* LISTED RECORDS
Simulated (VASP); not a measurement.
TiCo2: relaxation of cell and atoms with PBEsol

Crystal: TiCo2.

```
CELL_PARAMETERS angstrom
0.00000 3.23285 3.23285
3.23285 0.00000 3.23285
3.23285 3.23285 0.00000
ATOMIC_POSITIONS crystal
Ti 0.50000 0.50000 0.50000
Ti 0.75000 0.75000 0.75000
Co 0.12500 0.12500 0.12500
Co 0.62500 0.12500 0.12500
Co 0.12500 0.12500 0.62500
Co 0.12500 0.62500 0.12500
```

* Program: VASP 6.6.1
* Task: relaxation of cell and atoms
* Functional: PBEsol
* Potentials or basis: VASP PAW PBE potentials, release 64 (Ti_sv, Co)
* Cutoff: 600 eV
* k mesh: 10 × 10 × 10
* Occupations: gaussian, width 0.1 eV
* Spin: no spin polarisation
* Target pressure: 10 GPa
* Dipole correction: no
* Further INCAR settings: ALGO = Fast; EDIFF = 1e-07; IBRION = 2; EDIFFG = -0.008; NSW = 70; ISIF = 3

* ACTIVITY
Everything starting at the line containing "no spin polarisation" and ending at the line containing "Dipole correction: no" in the records above should be repeated exactly, and only that.

* EXERCISE RESULT
* Spin: no spin polarisation
* Target pressure: 10 GPa
* Dipole correction: no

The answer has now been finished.